Raw data =
****************************************

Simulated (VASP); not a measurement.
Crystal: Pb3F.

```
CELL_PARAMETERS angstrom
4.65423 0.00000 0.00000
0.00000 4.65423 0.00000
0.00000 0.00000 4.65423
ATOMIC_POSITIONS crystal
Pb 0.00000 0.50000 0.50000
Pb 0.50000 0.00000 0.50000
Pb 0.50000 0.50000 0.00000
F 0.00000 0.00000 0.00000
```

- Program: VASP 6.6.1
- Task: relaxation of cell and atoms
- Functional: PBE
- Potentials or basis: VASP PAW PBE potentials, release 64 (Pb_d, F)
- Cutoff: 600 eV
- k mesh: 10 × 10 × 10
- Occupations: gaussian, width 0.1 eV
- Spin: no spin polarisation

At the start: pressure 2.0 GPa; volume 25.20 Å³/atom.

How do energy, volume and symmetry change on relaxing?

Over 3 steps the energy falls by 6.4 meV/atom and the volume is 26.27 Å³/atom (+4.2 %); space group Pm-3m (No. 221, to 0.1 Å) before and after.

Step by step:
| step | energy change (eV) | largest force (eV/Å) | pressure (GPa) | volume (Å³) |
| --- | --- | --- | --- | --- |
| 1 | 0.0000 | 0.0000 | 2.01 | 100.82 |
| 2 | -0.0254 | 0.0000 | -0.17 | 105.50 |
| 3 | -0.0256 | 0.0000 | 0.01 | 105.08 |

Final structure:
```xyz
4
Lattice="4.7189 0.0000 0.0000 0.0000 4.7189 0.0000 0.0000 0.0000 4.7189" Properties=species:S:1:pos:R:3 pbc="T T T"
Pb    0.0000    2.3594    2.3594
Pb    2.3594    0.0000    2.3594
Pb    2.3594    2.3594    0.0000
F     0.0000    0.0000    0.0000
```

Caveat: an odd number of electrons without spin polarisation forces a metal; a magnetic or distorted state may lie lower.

****************************************

Task item =
Retype only this range exactly: the first line of the data through the line where "- Program: VASP 6.6.1" appears.

Worked solution =
Simulated (VASP); not a measurement.
Crystal: Pb3F.

```
CELL_PARAMETERS angstrom
4.65423 0.00000 0.00000
0.00000 4.65423 0.00000
0.00000 0.00000 4.65423
ATOMIC_POSITIONS crystal
Pb 0.00000 0.50000 0.50000
Pb 0.50000 0.00000 0.50000
Pb 0.50000 0.50000 0.00000
F 0.00000 0.00000 0.00000
```

- Program: VASP 6.6.1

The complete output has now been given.